■ **ASSIGNMENT**:
A word-for-word repeat of all the data is the goal.

┏━━

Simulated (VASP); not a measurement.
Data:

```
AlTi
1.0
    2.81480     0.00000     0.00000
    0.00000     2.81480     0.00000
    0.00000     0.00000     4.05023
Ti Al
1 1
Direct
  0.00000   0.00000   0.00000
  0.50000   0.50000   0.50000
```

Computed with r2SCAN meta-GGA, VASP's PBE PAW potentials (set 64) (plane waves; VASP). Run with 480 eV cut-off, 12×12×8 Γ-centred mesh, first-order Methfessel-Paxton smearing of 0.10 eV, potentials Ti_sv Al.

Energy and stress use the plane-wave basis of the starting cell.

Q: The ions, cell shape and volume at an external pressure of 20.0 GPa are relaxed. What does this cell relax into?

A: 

┗━━

■ **RESPONSE BOX**:
Simulated (VASP); not a measurement.
Data:

```
AlTi
1.0
    2.81480     0.00000     0.00000
    0.00000     2.81480     0.00000
    0.00000     0.00000     4.05023
Ti Al
1 1
Direct
  0.00000   0.00000   0.00000
  0.50000   0.50000   0.50000
```

Computed with r2SCAN meta-GGA, VASP's PBE PAW potentials (set 64) (plane waves; VASP). Run with 480 eV cut-off, 12×12×8 Γ-centred mesh, first-order Methfessel-Paxton smearing of 0.10 eV, potentials Ti_sv Al.

Energy and stress use the plane-wave basis of the starting cell.

Q: The ions, cell shape and volume at an external pressure of 20.0 GPa are relaxed. What does this cell relax into?

A: 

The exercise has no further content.